* Information *
══════════════════════════════
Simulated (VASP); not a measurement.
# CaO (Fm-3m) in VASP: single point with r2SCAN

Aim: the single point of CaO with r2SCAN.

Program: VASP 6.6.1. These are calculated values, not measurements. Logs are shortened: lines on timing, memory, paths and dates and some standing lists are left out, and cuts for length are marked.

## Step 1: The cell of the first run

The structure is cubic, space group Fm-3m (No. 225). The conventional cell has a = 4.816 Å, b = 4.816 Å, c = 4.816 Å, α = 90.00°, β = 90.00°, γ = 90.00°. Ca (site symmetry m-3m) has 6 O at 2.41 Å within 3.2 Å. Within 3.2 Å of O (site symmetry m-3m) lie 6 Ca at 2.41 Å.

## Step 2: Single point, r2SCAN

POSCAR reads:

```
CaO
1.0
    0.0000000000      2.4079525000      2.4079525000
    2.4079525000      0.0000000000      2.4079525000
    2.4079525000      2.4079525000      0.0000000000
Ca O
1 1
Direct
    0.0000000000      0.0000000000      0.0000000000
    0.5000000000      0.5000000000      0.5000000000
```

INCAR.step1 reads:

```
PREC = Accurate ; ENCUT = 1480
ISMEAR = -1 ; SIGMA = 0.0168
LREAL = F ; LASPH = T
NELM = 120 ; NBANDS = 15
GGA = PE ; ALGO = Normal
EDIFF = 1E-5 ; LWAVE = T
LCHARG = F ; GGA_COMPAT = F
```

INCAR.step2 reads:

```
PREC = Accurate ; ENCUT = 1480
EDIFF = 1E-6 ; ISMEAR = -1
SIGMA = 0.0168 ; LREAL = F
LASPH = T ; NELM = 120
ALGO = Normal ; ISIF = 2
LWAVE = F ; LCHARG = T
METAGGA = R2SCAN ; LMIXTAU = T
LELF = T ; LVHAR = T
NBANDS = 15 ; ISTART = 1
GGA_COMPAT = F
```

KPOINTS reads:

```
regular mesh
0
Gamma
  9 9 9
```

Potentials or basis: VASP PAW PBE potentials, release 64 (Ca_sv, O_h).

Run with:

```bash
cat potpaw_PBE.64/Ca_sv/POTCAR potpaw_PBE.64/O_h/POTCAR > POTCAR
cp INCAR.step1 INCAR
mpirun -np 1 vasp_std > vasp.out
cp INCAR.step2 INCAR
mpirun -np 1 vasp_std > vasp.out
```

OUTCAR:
══════════════════════════════

* Work task *
From the first line of the data through the line with "Aim: the single point of CaO with r2SCAN.", quote each line exactly and add nothing else.

* Problem solution *
Simulated (VASP); not a measurement.
# CaO (Fm-3m) in VASP: single point with r2SCAN

Aim: the single point of CaO with r2SCAN.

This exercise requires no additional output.